* **Extracted data**
+ + + + +

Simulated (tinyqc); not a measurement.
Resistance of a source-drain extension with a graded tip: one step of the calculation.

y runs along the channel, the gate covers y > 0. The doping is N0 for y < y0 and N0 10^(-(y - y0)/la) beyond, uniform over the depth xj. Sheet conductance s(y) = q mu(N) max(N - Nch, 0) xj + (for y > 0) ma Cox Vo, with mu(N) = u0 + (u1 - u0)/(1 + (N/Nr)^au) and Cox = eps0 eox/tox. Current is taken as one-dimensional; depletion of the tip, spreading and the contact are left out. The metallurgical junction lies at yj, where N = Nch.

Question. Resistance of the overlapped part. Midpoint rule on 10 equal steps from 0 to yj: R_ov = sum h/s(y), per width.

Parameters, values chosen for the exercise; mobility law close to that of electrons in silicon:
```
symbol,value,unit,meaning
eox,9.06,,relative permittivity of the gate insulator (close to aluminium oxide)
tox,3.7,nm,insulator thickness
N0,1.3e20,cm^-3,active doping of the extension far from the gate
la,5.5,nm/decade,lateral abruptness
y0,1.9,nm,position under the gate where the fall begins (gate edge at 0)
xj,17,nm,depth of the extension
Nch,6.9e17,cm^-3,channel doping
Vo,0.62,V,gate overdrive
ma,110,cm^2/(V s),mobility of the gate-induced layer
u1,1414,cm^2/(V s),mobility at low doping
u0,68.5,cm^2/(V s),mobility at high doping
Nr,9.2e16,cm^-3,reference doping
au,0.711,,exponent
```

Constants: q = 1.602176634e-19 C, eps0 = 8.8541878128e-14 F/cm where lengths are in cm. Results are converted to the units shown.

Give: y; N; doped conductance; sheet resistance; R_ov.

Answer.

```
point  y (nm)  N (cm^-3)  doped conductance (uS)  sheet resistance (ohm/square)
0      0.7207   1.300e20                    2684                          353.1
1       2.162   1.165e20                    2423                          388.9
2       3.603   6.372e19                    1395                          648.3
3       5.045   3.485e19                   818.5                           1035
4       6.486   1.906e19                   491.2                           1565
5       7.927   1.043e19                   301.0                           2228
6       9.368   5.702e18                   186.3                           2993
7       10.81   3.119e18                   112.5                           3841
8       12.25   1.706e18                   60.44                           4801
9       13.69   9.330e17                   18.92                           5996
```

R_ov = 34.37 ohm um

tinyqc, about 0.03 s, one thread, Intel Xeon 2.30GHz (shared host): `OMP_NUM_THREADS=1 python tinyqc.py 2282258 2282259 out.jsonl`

+ + + + +

Extract, please, the lines from the start of the entries above through the one with "Resistance of a", both included, reproducing each exactly and adding nothing.

Simulated (tinyqc); not a measurement.
Resistance of a source-drain extension with a graded tip: one step of the calculation.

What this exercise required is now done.